• **Dataset records**
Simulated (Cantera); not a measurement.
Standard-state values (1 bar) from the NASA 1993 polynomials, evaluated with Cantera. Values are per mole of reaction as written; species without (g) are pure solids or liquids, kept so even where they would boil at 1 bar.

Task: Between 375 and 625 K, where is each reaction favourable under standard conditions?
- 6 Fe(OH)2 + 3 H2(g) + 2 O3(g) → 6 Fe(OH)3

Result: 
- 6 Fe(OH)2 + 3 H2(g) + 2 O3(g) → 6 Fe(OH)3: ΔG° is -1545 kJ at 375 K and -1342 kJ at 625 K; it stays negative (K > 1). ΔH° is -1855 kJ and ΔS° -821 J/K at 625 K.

• **Task item**
Return nothing but the lines from the top of the records above through the line that has "Standard-state values (1". Keep each one exact.

• **Task response**
Simulated (Cantera); not a measurement.
Standard-state values (1 bar) from the NASA 1993 polynomials, evaluated with Cantera. Values are per mole of reaction as written; species without (g) are pure solids or liquids, kept so even where they would boil at 1 bar.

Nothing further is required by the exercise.